◆ **EXERCISE**
Set down each record exactly as written.

╭──
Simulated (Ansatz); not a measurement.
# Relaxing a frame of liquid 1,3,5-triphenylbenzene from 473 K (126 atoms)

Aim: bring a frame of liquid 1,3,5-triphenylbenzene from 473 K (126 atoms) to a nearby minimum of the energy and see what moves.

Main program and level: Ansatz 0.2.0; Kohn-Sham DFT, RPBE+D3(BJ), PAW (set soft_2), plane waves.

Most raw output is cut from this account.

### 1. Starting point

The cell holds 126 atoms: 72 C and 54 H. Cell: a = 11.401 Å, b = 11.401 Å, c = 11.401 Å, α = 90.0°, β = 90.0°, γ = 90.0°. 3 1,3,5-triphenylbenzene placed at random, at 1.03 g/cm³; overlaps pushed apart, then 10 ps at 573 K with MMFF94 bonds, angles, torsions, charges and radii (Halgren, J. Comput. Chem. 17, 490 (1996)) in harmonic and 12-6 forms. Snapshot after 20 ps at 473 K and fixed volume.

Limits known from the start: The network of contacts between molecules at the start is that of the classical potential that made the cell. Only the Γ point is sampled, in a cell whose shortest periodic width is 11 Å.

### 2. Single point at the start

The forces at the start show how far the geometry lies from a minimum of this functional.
╰──

◆ **TASK ANSWER**
Simulated (Ansatz); not a measurement.
# Relaxing a frame of liquid 1,3,5-triphenylbenzene from 473 K (126 atoms)

Aim: bring a frame of liquid 1,3,5-triphenylbenzene from 473 K (126 atoms) to a nearby minimum of the energy and see what moves.

Main program and level: Ansatz 0.2.0; Kohn-Sham DFT, RPBE+D3(BJ), PAW (set soft_2), plane waves.

Most raw output is cut from this account.

### 1. Starting point

The cell holds 126 atoms: 72 C and 54 H. Cell: a = 11.401 Å, b = 11.401 Å, c = 11.401 Å, α = 90.0°, β = 90.0°, γ = 90.0°. 3 1,3,5-triphenylbenzene placed at random, at 1.03 g/cm³; overlaps pushed apart, then 10 ps at 573 K with MMFF94 bonds, angles, torsions, charges and radii (Halgren, J. Comput. Chem. 17, 490 (1996)) in harmonic and 12-6 forms. Snapshot after 20 ps at 473 K and fixed volume.

Limits known from the start: The network of contacts between molecules at the start is that of the classical potential that made the cell. Only the Γ point is sampled, in a cell whose shortest periodic width is 11 Å.

### 2. Single point at the start

The forces at the start show how far the geometry lies from a minimum of this functional.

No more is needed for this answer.